Work order:
What is needed is an exact retyping of the records below, from the first line through the line that contains "width 0.01 eV |".

Information provided:
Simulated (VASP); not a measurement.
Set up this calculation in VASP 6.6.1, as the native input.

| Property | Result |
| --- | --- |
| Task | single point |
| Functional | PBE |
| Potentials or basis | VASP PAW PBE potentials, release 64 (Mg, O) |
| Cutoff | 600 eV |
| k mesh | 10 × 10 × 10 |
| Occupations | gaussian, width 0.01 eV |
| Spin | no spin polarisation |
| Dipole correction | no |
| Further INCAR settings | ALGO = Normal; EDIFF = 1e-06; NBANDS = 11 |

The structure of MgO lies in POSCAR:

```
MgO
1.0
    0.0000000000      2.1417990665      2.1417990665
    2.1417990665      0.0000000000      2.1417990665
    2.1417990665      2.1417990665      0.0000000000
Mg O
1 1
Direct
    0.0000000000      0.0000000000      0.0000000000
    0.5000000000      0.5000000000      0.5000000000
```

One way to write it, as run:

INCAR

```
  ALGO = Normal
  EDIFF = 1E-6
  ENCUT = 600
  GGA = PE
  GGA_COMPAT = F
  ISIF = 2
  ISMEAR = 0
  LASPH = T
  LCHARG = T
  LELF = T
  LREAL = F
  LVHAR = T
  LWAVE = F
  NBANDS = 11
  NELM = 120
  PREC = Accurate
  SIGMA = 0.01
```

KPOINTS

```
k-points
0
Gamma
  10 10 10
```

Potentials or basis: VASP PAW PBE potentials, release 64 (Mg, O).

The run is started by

Exercise solution:
Simulated (VASP); not a measurement.
Set up this calculation in VASP 6.6.1, as the native input.

| Property | Result |
| --- | --- |
| Task | single point |
| Functional | PBE |
| Potentials or basis | VASP PAW PBE potentials, release 64 (Mg, O) |
| Cutoff | 600 eV |
| k mesh | 10 × 10 × 10 |
| Occupations | gaussian, width 0.01 eV |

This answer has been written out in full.